| Assigned task |
Every record here needs to be duplicated exactly.

** Entries provided follows **

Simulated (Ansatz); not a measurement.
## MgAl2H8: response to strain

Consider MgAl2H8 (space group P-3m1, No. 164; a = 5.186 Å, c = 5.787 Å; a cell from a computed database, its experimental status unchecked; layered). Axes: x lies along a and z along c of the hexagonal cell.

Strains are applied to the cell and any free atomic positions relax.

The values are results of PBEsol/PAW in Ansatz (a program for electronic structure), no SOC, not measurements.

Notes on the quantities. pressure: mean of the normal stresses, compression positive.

** End of Entries provided **

| Task answer |
Simulated (Ansatz); not a measurement.
## MgAl2H8: response to strain

Consider MgAl2H8 (space group P-3m1, No. 164; a = 5.186 Å, c = 5.787 Å; a cell from a computed database, its experimental status unchecked; layered). Axes: x lies along a and z along c of the hexagonal cell.

Strains are applied to the cell and any free atomic positions relax.

The values are results of PBEsol/PAW in Ansatz (a program for electronic structure), no SOC, not measurements.

Notes on the quantities. pressure: mean of the normal stresses, compression positive.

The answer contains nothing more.